_RAW DATA_
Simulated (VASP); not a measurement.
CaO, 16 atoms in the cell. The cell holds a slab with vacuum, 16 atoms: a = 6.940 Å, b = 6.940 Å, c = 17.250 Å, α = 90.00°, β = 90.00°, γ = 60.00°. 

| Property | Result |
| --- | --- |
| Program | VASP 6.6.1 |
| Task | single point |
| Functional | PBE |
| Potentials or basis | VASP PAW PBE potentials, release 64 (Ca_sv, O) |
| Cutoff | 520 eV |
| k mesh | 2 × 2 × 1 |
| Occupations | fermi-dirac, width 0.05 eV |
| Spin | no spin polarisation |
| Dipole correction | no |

_ASSIGNMENT_
Your task is to reproduce the records in full, without any alteration.

_EXERCISE ANSWER_
Simulated (VASP); not a measurement.
CaO, 16 atoms in the cell. The cell holds a slab with vacuum, 16 atoms: a = 6.940 Å, b = 6.940 Å, c = 17.250 Å, α = 90.00°, β = 90.00°, γ = 60.00°. 

| Property | Result |
| --- | --- |
| Program | VASP 6.6.1 |
| Task | single point |
| Functional | PBE |
| Potentials or basis | VASP PAW PBE potentials, release 64 (Ca_sv, O) |
| Cutoff | 520 eV |
| k mesh | 2 × 2 × 1 |
| Occupations | fermi-dirac, width 0.05 eV |
| Spin | no spin polarisation |
| Dipole correction | no |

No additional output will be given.